• [Work order]:
Line by line, copy the material that follows without leaving anything out.

*** Source information Section Begins ***

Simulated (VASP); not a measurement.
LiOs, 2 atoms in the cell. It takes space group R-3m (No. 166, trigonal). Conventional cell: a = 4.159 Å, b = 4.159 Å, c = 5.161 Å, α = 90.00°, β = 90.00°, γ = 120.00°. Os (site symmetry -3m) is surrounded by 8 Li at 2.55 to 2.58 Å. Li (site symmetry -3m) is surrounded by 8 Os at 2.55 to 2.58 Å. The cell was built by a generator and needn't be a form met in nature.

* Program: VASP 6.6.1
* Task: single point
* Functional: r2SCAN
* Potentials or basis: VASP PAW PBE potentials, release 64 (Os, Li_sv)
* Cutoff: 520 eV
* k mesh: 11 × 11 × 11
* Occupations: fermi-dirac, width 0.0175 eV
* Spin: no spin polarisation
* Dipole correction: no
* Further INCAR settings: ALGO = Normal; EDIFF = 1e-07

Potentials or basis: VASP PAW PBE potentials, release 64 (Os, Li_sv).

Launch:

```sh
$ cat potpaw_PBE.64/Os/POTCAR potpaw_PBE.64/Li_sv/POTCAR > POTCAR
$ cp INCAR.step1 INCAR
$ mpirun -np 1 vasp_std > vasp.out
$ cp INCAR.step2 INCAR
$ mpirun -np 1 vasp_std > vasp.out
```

*** Source information Section Ends ***

• [Written response]:
Simulated (VASP); not a measurement.
LiOs, 2 atoms in the cell. It takes space group R-3m (No. 166, trigonal). Conventional cell: a = 4.159 Å, b = 4.159 Å, c = 5.161 Å, α = 90.00°, β = 90.00°, γ = 120.00°. Os (site symmetry -3m) is surrounded by 8 Li at 2.55 to 2.58 Å. Li (site symmetry -3m) is surrounded by 8 Os at 2.55 to 2.58 Å. The cell was built by a generator and needn't be a form met in nature.

* Program: VASP 6.6.1
* Task: single point
* Functional: r2SCAN
* Potentials or basis: VASP PAW PBE potentials, release 64 (Os, Li_sv)
* Cutoff: 520 eV
* k mesh: 11 × 11 × 11
* Occupations: fermi-dirac, width 0.0175 eV
* Spin: no spin polarisation
* Dipole correction: no
* Further INCAR settings: ALGO = Normal; EDIFF = 1e-07

Potentials or basis: VASP PAW PBE potentials, release 64 (Os, Li_sv).

Launch:

```sh
$ cat potpaw_PBE.64/Os/POTCAR potpaw_PBE.64/Li_sv/POTCAR > POTCAR
$ cp INCAR.step1 INCAR
$ mpirun -np 1 vasp_std > vasp.out
$ cp INCAR.step2 INCAR
$ mpirun -np 1 vasp_std > vasp.out
```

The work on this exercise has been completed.